Data extract:
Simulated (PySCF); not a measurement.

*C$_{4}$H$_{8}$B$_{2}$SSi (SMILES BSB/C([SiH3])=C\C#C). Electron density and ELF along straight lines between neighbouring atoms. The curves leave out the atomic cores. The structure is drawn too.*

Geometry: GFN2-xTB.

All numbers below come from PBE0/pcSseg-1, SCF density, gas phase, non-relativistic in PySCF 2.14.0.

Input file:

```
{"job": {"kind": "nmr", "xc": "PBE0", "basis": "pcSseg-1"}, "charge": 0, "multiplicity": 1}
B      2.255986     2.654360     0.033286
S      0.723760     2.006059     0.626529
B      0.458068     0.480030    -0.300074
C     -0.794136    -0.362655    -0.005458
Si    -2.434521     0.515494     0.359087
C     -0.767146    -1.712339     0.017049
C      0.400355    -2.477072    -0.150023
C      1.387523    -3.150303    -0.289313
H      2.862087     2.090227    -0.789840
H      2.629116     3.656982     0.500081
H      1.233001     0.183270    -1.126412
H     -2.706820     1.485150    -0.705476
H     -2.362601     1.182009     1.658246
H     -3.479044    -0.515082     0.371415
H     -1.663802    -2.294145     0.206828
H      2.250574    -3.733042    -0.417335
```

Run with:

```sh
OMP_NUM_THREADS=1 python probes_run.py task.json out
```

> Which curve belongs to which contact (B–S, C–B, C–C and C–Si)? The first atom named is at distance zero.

Assignment: A verbatim transcription is required: the first line of the listing, the line containing "Geometry: GFN2-xTB.", and every line between them.

Task output:
Simulated (PySCF); not a measurement.

*C$_{4}$H$_{8}$B$_{2}$SSi (SMILES BSB/C([SiH3])=C\C#C). Electron density and ELF along straight lines between neighbouring atoms. The curves leave out the atomic cores. The structure is drawn too.*

Geometry: GFN2-xTB.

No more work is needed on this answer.